WORK TASK:
The lines from the start of the data through the line containing "### 1. Starting point" are to be reproduced exactly, both ends included.

↓
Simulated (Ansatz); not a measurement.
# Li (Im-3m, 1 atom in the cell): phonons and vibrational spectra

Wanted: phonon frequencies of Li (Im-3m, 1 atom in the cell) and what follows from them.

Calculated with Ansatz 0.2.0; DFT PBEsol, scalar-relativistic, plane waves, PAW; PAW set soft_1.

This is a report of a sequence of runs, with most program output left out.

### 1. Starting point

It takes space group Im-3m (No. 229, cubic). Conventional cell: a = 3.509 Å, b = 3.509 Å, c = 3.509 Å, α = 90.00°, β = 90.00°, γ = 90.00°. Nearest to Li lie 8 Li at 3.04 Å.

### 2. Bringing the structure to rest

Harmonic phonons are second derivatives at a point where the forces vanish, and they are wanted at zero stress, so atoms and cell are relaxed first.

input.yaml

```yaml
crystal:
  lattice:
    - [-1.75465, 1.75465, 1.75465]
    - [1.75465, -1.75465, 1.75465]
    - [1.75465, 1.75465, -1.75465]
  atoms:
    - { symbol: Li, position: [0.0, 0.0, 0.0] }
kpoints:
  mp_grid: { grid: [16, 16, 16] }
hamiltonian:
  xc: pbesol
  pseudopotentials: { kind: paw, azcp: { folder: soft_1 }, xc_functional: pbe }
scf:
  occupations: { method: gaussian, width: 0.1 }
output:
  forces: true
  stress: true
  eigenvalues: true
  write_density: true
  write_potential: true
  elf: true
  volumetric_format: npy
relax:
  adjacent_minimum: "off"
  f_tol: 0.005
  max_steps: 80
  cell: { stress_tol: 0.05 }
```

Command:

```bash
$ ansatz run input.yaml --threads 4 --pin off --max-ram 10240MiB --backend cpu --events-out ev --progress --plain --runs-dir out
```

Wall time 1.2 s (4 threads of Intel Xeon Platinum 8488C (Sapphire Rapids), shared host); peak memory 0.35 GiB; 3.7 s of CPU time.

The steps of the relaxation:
↑

ANSWER AREA:
Simulated (Ansatz); not a measurement.
# Li (Im-3m, 1 atom in the cell): phonons and vibrational spectra

Wanted: phonon frequencies of Li (Im-3m, 1 atom in the cell) and what follows from them.

Calculated with Ansatz 0.2.0; DFT PBEsol, scalar-relativistic, plane waves, PAW; PAW set soft_1.

This is a report of a sequence of runs, with most program output left out.

### 1. Starting point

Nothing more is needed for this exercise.